• [Work order]
Every line from the first in the listing below to the line containing "Program: VASP 6.6.1" is to be repeated exactly, and no line past it.

• [Data extract]
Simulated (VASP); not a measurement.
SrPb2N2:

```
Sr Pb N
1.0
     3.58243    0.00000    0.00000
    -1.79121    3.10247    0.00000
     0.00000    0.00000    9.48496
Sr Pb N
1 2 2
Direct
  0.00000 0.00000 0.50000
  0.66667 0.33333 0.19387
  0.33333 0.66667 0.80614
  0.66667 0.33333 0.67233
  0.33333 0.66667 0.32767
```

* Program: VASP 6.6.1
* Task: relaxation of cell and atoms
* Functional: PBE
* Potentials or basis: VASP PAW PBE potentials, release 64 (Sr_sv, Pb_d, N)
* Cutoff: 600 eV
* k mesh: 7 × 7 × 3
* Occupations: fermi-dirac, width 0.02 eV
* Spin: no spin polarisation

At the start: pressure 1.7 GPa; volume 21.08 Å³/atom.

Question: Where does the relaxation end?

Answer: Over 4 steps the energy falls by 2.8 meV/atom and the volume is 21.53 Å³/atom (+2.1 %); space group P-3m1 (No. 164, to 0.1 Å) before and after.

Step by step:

• [Response area]
Simulated (VASP); not a measurement.
SrPb2N2:

```
Sr Pb N
1.0
     3.58243    0.00000    0.00000
    -1.79121    3.10247    0.00000
     0.00000    0.00000    9.48496
Sr Pb N
1 2 2
Direct
  0.00000 0.00000 0.50000
  0.66667 0.33333 0.19387
  0.33333 0.66667 0.80614
  0.66667 0.33333 0.67233
  0.33333 0.66667 0.32767
```

* Program: VASP 6.6.1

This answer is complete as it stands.